*Work instruction:* Repeat the data below exactly. Include each line.

*Data excerpts:*
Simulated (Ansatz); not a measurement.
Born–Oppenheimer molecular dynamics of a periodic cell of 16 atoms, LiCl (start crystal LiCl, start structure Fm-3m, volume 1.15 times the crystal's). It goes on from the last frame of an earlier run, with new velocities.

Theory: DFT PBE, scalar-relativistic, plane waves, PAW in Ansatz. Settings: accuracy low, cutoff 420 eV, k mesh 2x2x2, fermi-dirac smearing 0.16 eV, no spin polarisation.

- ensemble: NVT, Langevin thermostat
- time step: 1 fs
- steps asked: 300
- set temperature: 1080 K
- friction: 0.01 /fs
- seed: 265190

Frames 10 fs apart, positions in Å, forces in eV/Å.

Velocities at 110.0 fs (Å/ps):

*Written response:*
Simulated (Ansatz); not a measurement.
Born–Oppenheimer molecular dynamics of a periodic cell of 16 atoms, LiCl (start crystal LiCl, start structure Fm-3m, volume 1.15 times the crystal's). It goes on from the last frame of an earlier run, with new velocities.

Theory: DFT PBE, scalar-relativistic, plane waves, PAW in Ansatz. Settings: accuracy low, cutoff 420 eV, k mesh 2x2x2, fermi-dirac smearing 0.16 eV, no spin polarisation.

- ensemble: NVT, Langevin thermostat
- time step: 1 fs
- steps asked: 300
- set temperature: 1080 K
- friction: 0.01 /fs
- seed: 265190

Frames 10 fs apart, positions in Å, forces in eV/Å.

Velocities at 110.0 fs (Å/ps):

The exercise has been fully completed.